Source material
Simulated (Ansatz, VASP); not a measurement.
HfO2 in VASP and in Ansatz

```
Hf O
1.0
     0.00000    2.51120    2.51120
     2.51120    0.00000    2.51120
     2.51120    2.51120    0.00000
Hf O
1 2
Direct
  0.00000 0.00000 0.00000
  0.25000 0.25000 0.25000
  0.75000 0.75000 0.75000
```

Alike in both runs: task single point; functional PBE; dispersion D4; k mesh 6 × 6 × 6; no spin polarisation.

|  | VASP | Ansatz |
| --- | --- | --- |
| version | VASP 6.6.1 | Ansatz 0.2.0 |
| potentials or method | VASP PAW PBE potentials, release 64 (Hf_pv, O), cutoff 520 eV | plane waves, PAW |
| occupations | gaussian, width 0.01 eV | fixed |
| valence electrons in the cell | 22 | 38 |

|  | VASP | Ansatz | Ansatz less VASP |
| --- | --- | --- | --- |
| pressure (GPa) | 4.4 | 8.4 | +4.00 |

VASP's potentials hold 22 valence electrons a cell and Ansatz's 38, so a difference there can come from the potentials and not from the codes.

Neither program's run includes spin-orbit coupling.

Work item
Each record must be returned in full and exactly.

Exercise result
Simulated (Ansatz, VASP); not a measurement.
HfO2 in VASP and in Ansatz

```
Hf O
1.0
     0.00000    2.51120    2.51120
     2.51120    0.00000    2.51120
     2.51120    2.51120    0.00000
Hf O
1 2
Direct
  0.00000 0.00000 0.00000
  0.25000 0.25000 0.25000
  0.75000 0.75000 0.75000
```

Alike in both runs: task single point; functional PBE; dispersion D4; k mesh 6 × 6 × 6; no spin polarisation.

|  | VASP | Ansatz |
| --- | --- | --- |
| version | VASP 6.6.1 | Ansatz 0.2.0 |
| potentials or method | VASP PAW PBE potentials, release 64 (Hf_pv, O), cutoff 520 eV | plane waves, PAW |
| occupations | gaussian, width 0.01 eV | fixed |
| valence electrons in the cell | 22 | 38 |

|  | VASP | Ansatz | Ansatz less VASP |
| --- | --- | --- | --- |
| pressure (GPa) | 4.4 | 8.4 | +4.00 |

VASP's potentials hold 22 valence electrons a cell and Ansatz's 38, so a difference there can come from the potentials and not from the codes.

Neither program's run includes spin-orbit coupling.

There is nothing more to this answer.